_ACTION ITEM_. Copy the data below verbatim, leaving no line out.

········

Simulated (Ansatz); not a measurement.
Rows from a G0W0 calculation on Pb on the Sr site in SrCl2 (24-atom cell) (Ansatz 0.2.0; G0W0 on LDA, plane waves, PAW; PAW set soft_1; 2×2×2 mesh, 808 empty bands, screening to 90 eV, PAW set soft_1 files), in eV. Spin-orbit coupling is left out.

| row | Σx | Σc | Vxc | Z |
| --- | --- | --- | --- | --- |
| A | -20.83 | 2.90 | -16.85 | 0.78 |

········

_ANSWER BOX_.
Simulated (Ansatz); not a measurement.
Rows from a G0W0 calculation on Pb on the Sr site in SrCl2 (24-atom cell) (Ansatz 0.2.0; G0W0 on LDA, plane waves, PAW; PAW set soft_1; 2×2×2 mesh, 808 empty bands, screening to 90 eV, PAW set soft_1 files), in eV. Spin-orbit coupling is left out.

| row | Σx | Σc | Vxc | Z |
| --- | --- | --- | --- | --- |
| A | -20.83 | 2.90 | -16.85 | 0.78 |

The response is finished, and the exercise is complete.